- **WORK INSTRUCTION**
Restate exactly the lines from the top of the listing below to the line containing "EOT of the interfaces = 0.06278 nm"; the remaining lines are not wanted.

******************************

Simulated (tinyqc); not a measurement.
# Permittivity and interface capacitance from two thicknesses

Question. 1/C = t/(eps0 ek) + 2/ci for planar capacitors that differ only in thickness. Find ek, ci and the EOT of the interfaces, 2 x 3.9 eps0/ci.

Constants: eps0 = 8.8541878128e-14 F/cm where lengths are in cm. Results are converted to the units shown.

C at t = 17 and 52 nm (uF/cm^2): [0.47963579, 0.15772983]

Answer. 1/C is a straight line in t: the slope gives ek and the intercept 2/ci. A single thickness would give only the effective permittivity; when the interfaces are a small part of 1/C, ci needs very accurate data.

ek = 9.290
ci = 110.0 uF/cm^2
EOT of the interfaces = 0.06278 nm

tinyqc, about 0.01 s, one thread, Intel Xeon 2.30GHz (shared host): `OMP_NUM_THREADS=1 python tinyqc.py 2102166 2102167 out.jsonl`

******************************

- **EXERCISE ANSWER**
Simulated (tinyqc); not a measurement.
# Permittivity and interface capacitance from two thicknesses

Question. 1/C = t/(eps0 ek) + 2/ci for planar capacitors that differ only in thickness. Find ek, ci and the EOT of the interfaces, 2 x 3.9 eps0/ci.

Constants: eps0 = 8.8541878128e-14 F/cm where lengths are in cm. Results are converted to the units shown.

C at t = 17 and 52 nm (uF/cm^2): [0.47963579, 0.15772983]

Answer. 1/C is a straight line in t: the slope gives ek and the intercept 2/ci. A single thickness would give only the effective permittivity; when the interfaces are a small part of 1/C, ci needs very accurate data.

ek = 9.290
ci = 110.0 uF/cm^2
EOT of the interfaces = 0.06278 nm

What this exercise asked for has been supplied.